# [Action item]
Down to the final line, print the records again exactly.

# [Data for analysis]
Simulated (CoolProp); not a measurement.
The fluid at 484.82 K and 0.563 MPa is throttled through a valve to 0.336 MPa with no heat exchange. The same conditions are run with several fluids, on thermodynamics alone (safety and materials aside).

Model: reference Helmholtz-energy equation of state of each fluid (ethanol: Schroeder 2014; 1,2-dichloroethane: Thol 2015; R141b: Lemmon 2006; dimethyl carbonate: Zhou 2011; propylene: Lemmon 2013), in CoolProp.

# [Answer box]
Simulated (CoolProp); not a measurement.
The fluid at 484.82 K and 0.563 MPa is throttled through a valve to 0.336 MPa with no heat exchange. The same conditions are run with several fluids, on thermodynamics alone (safety and materials aside).

Model: reference Helmholtz-energy equation of state of each fluid (ethanol: Schroeder 2014; 1,2-dichloroethane: Thol 2015; R141b: Lemmon 2006; dimethyl carbonate: Zhou 2011; propylene: Lemmon 2013), in CoolProp.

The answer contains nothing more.